__ACTION ITEM__:
Nothing but an exact copy of the data should be given.

__DATA EXTRACT__:
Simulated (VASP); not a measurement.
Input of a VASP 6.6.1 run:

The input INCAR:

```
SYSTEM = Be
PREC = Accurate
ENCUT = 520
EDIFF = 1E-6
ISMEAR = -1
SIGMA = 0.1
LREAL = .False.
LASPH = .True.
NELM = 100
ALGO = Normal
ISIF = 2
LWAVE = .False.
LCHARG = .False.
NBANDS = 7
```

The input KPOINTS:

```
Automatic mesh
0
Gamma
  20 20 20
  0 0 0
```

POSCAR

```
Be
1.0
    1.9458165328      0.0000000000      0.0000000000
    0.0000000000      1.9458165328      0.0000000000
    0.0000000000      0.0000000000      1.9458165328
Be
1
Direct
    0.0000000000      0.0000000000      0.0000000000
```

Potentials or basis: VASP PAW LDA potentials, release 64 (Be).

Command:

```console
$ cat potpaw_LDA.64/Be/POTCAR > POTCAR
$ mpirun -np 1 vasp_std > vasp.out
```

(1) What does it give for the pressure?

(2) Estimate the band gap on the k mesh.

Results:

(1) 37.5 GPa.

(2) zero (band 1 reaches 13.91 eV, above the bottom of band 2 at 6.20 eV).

__ANSWER SECTION__:
Simulated (VASP); not a measurement.
Input of a VASP 6.6.1 run:

The input INCAR:

```
SYSTEM = Be
PREC = Accurate
ENCUT = 520
EDIFF = 1E-6
ISMEAR = -1
SIGMA = 0.1
LREAL = .False.
LASPH = .True.
NELM = 100
ALGO = Normal
ISIF = 2
LWAVE = .False.
LCHARG = .False.
NBANDS = 7
```

The input KPOINTS:

```
Automatic mesh
0
Gamma
  20 20 20
  0 0 0
```

POSCAR

```
Be
1.0
    1.9458165328      0.0000000000      0.0000000000
    0.0000000000      1.9458165328      0.0000000000
    0.0000000000      0.0000000000      1.9458165328
Be
1
Direct
    0.0000000000      0.0000000000      0.0000000000
```

Potentials or basis: VASP PAW LDA potentials, release 64 (Be).

Command:

```console
$ cat potpaw_LDA.64/Be/POTCAR > POTCAR
$ mpirun -np 1 vasp_std > vasp.out
```

(1) What does it give for the pressure?

(2) Estimate the band gap on the k mesh.

Results:

(1) 37.5 GPa.

(2) zero (band 1 reaches 13.91 eV, above the bottom of band 2 at 6.20 eV).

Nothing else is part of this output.